[Activity]
Up to and including the line with "14 further runs", output the records exactly as they appear.

*** Entries provided ***

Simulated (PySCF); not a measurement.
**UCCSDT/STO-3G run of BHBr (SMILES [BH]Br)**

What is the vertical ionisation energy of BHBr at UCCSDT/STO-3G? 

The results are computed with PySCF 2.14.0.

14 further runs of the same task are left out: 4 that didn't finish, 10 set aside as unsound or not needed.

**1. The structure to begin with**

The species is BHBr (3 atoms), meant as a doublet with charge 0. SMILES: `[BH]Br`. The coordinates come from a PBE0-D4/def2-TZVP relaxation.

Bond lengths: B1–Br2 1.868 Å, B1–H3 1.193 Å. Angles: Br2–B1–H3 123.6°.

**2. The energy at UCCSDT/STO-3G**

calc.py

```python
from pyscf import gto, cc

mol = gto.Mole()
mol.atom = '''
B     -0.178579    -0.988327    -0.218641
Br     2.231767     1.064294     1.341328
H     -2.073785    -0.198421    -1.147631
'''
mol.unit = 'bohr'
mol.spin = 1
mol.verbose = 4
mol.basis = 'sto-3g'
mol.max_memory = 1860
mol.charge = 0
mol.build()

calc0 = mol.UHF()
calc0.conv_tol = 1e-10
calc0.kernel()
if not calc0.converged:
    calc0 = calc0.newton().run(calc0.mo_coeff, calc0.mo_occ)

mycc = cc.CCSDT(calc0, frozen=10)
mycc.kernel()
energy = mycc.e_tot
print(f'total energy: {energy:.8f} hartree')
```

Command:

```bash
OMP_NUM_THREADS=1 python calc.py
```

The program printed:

*** End of Entries provided ***

[Exercise response]
Simulated (PySCF); not a measurement.
**UCCSDT/STO-3G run of BHBr (SMILES [BH]Br)**

What is the vertical ionisation energy of BHBr at UCCSDT/STO-3G? 

The results are computed with PySCF 2.14.0.

14 further runs of the same task are left out: 4 that didn't finish, 10 set aside as unsound or not needed.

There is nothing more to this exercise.